Work task → Below are some records. Print exactly the lines between the one holding "Symmetry: Fm-3m, No." and the one holding "scaled by 0.98)**", inclusive, and nothing else.

Supplied material →
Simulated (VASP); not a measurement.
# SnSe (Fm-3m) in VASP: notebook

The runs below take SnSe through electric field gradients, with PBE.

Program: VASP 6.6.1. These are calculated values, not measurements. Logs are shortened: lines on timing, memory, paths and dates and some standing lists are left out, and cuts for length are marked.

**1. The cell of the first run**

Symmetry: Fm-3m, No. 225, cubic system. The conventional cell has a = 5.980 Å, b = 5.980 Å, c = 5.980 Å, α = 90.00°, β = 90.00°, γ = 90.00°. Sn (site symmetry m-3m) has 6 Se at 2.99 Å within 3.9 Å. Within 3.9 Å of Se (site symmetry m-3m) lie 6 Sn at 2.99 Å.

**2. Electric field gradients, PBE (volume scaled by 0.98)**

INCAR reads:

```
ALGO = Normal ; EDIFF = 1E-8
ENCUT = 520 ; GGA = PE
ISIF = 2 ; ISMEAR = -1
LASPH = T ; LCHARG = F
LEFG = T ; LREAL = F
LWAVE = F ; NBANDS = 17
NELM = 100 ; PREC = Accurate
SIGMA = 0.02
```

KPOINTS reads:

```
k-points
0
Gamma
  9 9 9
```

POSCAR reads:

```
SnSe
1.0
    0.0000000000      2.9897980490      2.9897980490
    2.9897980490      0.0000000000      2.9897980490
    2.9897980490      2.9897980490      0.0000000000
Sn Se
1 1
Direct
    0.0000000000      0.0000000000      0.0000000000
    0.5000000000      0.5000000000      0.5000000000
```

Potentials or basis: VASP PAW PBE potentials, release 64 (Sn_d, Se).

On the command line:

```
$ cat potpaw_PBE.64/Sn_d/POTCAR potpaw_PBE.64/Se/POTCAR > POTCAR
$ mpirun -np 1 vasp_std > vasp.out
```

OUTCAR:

Task output →
Symmetry: Fm-3m, No. 225, cubic system. The conventional cell has a = 5.980 Å, b = 5.980 Å, c = 5.980 Å, α = 90.00°, β = 90.00°, γ = 90.00°. Sn (site symmetry m-3m) has 6 Se at 2.99 Å within 3.9 Å. Within 3.9 Å of Se (site symmetry m-3m) lie 6 Sn at 2.99 Å.

**2. Electric field gradients, PBE (volume scaled by 0.98)**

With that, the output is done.